**Dataset content**
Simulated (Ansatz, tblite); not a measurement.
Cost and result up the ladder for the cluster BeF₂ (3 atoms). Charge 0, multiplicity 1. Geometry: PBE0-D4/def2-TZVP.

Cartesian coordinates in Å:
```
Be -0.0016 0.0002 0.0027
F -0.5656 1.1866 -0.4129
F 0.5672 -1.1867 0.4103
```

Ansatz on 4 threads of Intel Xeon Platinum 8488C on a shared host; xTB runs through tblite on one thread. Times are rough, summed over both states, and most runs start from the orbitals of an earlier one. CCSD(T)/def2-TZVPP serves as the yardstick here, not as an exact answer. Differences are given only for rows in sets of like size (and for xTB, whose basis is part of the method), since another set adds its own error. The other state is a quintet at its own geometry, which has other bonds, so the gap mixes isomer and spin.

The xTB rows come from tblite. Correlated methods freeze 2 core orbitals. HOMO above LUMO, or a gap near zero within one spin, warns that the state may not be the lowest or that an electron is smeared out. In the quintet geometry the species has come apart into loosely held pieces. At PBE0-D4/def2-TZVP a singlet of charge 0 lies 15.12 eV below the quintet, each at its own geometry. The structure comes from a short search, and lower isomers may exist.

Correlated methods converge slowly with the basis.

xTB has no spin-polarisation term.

**Brief**
The expected output is exactly the lines of the listing above between the line holding "The xTB rows" and the line holding "Correlated methods converge", inclusive.

**Exercise output**
The xTB rows come from tblite. Correlated methods freeze 2 core orbitals. HOMO above LUMO, or a gap near zero within one spin, warns that the state may not be the lowest or that an electron is smeared out. In the quintet geometry the species has come apart into loosely held pieces. At PBE0-D4/def2-TZVP a singlet of charge 0 lies 15.12 eV below the quintet, each at its own geometry. The structure comes from a short search, and lower isomers may exist.

Correlated methods converge slowly with the basis.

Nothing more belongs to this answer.